□ □ □ □ □ □ □
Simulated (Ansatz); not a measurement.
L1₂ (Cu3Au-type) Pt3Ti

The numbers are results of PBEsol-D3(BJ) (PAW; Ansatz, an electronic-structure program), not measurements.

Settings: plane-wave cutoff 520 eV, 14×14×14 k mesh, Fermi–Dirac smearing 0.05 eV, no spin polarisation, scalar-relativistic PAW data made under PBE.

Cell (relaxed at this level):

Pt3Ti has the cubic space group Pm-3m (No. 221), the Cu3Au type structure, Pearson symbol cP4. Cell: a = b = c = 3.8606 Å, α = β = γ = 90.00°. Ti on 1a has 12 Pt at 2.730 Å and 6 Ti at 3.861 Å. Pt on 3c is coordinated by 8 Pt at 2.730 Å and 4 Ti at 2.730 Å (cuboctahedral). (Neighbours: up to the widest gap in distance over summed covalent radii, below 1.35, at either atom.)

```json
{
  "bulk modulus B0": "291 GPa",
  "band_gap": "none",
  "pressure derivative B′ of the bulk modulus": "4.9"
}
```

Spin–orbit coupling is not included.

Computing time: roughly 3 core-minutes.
□ □ □ □ □ □ □

**Work request**
The first line of the data, the line with "Cell (relaxed at", and all lines in between are to be copied exactly. Leave out everything else.

**Result**
Simulated (Ansatz); not a measurement.
L1₂ (Cu3Au-type) Pt3Ti

The numbers are results of PBEsol-D3(BJ) (PAW; Ansatz, an electronic-structure program), not measurements.

Settings: plane-wave cutoff 520 eV, 14×14×14 k mesh, Fermi–Dirac smearing 0.05 eV, no spin polarisation, scalar-relativistic PAW data made under PBE.

Cell (relaxed at this level):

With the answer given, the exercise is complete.